WORK ORDER: Once you have read the records, write them out again exactly.

RECORDED DATA:
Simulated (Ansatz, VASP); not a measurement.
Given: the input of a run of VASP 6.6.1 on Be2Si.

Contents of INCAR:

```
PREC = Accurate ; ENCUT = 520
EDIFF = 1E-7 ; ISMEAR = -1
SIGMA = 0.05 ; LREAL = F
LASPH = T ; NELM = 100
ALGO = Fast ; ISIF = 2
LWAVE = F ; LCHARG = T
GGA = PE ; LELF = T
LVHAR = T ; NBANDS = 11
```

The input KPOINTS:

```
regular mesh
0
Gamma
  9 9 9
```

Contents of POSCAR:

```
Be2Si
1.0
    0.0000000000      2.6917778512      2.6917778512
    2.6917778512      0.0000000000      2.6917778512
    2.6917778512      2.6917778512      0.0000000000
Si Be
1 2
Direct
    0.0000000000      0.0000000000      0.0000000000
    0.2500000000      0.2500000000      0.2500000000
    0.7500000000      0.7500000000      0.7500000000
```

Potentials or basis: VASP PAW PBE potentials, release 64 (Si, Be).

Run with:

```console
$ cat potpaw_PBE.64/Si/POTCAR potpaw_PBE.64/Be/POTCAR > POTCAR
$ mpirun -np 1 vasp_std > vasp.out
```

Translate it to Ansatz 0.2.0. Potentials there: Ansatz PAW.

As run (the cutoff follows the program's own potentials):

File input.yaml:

EXERCISE ANSWER:
Simulated (Ansatz, VASP); not a measurement.
Given: the input of a run of VASP 6.6.1 on Be2Si.

Contents of INCAR:

```
PREC = Accurate ; ENCUT = 520
EDIFF = 1E-7 ; ISMEAR = -1
SIGMA = 0.05 ; LREAL = F
LASPH = T ; NELM = 100
ALGO = Fast ; ISIF = 2
LWAVE = F ; LCHARG = T
GGA = PE ; LELF = T
LVHAR = T ; NBANDS = 11
```

The input KPOINTS:

```
regular mesh
0
Gamma
  9 9 9
```

Contents of POSCAR:

```
Be2Si
1.0
    0.0000000000      2.6917778512      2.6917778512
    2.6917778512      0.0000000000      2.6917778512
    2.6917778512      2.6917778512      0.0000000000
Si Be
1 2
Direct
    0.0000000000      0.0000000000      0.0000000000
    0.2500000000      0.2500000000      0.2500000000
    0.7500000000      0.7500000000      0.7500000000
```

Potentials or basis: VASP PAW PBE potentials, release 64 (Si, Be).

Run with:

```console
$ cat potpaw_PBE.64/Si/POTCAR potpaw_PBE.64/Be/POTCAR > POTCAR
$ mpirun -np 1 vasp_std > vasp.out
```

Translate it to Ansatz 0.2.0. Potentials there: Ansatz PAW.

As run (the cutoff follows the program's own potentials):

File input.yaml:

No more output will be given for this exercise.